▶ _Exercise_
Return the records exactly, keeping every line as it is.

▶ _Supplied material_
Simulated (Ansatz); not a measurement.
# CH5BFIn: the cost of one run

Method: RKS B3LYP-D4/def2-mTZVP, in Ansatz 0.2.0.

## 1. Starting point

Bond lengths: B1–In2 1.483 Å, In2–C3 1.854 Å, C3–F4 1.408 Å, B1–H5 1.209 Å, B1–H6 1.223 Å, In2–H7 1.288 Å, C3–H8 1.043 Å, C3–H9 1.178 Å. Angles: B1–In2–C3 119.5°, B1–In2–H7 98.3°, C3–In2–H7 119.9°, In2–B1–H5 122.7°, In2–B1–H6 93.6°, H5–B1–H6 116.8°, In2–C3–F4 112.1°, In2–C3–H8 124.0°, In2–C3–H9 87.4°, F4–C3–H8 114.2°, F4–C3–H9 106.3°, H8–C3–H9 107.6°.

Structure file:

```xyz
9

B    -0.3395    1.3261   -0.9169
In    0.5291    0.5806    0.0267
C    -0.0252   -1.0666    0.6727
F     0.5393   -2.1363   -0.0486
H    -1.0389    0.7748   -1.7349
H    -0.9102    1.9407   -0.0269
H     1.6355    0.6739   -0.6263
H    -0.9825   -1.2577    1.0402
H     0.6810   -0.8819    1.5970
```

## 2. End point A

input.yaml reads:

▶ _Written reply_
Simulated (Ansatz); not a measurement.
# CH5BFIn: the cost of one run

Method: RKS B3LYP-D4/def2-mTZVP, in Ansatz 0.2.0.

## 1. Starting point

Bond lengths: B1–In2 1.483 Å, In2–C3 1.854 Å, C3–F4 1.408 Å, B1–H5 1.209 Å, B1–H6 1.223 Å, In2–H7 1.288 Å, C3–H8 1.043 Å, C3–H9 1.178 Å. Angles: B1–In2–C3 119.5°, B1–In2–H7 98.3°, C3–In2–H7 119.9°, In2–B1–H5 122.7°, In2–B1–H6 93.6°, H5–B1–H6 116.8°, In2–C3–F4 112.1°, In2–C3–H8 124.0°, In2–C3–H9 87.4°, F4–C3–H8 114.2°, F4–C3–H9 106.3°, H8–C3–H9 107.6°.

Structure file:

```xyz
9

B    -0.3395    1.3261   -0.9169
In    0.5291    0.5806    0.0267
C    -0.0252   -1.0666    0.6727
F     0.5393   -2.1363   -0.0486
H    -1.0389    0.7748   -1.7349
H    -0.9102    1.9407   -0.0269
H     1.6355    0.6739   -0.6263
H    -0.9825   -1.2577    1.0402
H     0.6810   -0.8819    1.5970
```

## 2. End point A

input.yaml reads:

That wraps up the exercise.